________________________

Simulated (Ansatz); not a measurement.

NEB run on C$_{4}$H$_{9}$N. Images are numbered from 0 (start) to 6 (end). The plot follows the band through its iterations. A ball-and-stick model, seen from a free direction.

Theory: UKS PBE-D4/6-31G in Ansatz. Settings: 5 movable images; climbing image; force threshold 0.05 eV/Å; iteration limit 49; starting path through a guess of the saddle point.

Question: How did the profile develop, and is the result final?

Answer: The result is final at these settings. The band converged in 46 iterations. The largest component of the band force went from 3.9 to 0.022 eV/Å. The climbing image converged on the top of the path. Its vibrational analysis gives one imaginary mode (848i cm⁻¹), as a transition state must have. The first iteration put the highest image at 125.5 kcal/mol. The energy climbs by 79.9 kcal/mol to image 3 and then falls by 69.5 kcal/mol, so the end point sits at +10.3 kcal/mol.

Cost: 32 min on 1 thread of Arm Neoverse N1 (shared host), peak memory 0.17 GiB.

________________________

ASSIGNED TASK: Retype only the stretch of lines above starting at the one with "Question: How did" and stopping at the one with "Answer: The result", exactly as written, with both kept.

PROBLEM SOLUTION:
Question: How did the profile develop, and is the result final?

Answer: The result is final at these settings. The band converged in 46 iterations. The largest component of the band force went from 3.9 to 0.022 eV/Å. The climbing image converged on the top of the path. Its vibrational analysis gives one imaginary mode (848i cm⁻¹), as a transition state must have. The first iteration put the highest image at 125.5 kcal/mol. The energy climbs by 79.9 kcal/mol to image 3 and then falls by 69.5 kcal/mol, so the end point sits at +10.3 kcal/mol.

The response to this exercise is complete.